START Provided information

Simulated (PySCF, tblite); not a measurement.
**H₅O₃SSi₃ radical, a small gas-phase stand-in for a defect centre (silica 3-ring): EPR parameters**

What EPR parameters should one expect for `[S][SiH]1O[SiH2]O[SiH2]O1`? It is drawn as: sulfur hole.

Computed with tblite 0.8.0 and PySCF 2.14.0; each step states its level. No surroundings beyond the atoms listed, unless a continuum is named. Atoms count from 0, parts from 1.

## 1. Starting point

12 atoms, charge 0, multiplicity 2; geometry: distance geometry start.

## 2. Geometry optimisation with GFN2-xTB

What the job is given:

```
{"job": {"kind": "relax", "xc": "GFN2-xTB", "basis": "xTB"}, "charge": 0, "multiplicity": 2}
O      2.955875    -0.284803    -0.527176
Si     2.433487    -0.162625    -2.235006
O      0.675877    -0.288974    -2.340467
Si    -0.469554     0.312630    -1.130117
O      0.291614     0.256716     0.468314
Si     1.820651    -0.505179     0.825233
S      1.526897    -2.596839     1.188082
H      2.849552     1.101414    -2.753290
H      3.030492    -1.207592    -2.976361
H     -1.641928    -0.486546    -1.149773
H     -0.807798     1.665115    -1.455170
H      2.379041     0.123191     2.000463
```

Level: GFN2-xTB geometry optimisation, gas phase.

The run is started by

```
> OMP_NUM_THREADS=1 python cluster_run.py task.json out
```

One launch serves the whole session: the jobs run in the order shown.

END Provided information

▶ **Requirement**: Would you please copy the whole listing exactly as given?

▶ **Your solution**:
Simulated (PySCF, tblite); not a measurement.
**H₅O₃SSi₃ radical, a small gas-phase stand-in for a defect centre (silica 3-ring): EPR parameters**

What EPR parameters should one expect for `[S][SiH]1O[SiH2]O[SiH2]O1`? It is drawn as: sulfur hole.

Computed with tblite 0.8.0 and PySCF 2.14.0; each step states its level. No surroundings beyond the atoms listed, unless a continuum is named. Atoms count from 0, parts from 1.

## 1. Starting point

12 atoms, charge 0, multiplicity 2; geometry: distance geometry start.

## 2. Geometry optimisation with GFN2-xTB

What the job is given:

```
{"job": {"kind": "relax", "xc": "GFN2-xTB", "basis": "xTB"}, "charge": 0, "multiplicity": 2}
O      2.955875    -0.284803    -0.527176
Si     2.433487    -0.162625    -2.235006
O      0.675877    -0.288974    -2.340467
Si    -0.469554     0.312630    -1.130117
O      0.291614     0.256716     0.468314
Si     1.820651    -0.505179     0.825233
S      1.526897    -2.596839     1.188082
H      2.849552     1.101414    -2.753290
H      3.030492    -1.207592    -2.976361
H     -1.641928    -0.486546    -1.149773
H     -0.807798     1.665115    -1.455170
H      2.379041     0.123191     2.000463
```

Level: GFN2-xTB geometry optimisation, gas phase.

The run is started by

```
> OMP_NUM_THREADS=1 python cluster_run.py task.json out
```

One launch serves the whole session: the jobs run in the order shown.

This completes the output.